◆ Requirement
Faithfully repeat all of the records, as they are written below.

↓↓↓

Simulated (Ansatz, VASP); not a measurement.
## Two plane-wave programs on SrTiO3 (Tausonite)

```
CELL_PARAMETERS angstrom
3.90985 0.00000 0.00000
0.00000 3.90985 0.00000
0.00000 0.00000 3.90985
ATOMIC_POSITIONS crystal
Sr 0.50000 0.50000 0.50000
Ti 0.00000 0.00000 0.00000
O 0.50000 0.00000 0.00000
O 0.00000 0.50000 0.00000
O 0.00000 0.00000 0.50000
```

↑↑↑

◆ Answer box
Simulated (Ansatz, VASP); not a measurement.
## Two plane-wave programs on SrTiO3 (Tausonite)

```
CELL_PARAMETERS angstrom
3.90985 0.00000 0.00000
0.00000 3.90985 0.00000
0.00000 0.00000 3.90985
ATOMIC_POSITIONS crystal
Sr 0.50000 0.50000 0.50000
Ti 0.00000 0.00000 0.00000
O 0.50000 0.00000 0.00000
O 0.00000 0.50000 0.00000
O 0.00000 0.00000 0.50000
```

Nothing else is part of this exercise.